Stored data:
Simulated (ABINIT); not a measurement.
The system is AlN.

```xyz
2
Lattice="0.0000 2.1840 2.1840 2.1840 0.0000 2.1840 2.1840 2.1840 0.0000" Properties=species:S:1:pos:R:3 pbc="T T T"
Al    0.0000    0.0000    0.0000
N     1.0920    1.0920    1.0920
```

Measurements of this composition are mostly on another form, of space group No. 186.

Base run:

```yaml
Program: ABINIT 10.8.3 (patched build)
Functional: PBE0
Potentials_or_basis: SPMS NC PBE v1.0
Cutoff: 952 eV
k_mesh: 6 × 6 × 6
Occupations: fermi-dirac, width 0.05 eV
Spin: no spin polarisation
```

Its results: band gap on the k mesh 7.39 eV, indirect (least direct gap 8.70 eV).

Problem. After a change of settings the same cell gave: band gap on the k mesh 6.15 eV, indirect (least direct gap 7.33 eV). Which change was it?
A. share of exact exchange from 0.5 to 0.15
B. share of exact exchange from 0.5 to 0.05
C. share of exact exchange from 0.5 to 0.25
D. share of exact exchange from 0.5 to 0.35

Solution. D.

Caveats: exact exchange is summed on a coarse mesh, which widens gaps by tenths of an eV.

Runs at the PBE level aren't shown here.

Activity: All that belongs in your answer is the stretch of entries above from the line with "D. share of exact exchange from 0.5 to 0.35" through the line with "Caveats: exact exchange", printed exactly.

Worked solution:
D. share of exact exchange from 0.5 to 0.35

Solution. D.

Caveats: exact exchange is summed on a coarse mesh, which widens gaps by tenths of an eV.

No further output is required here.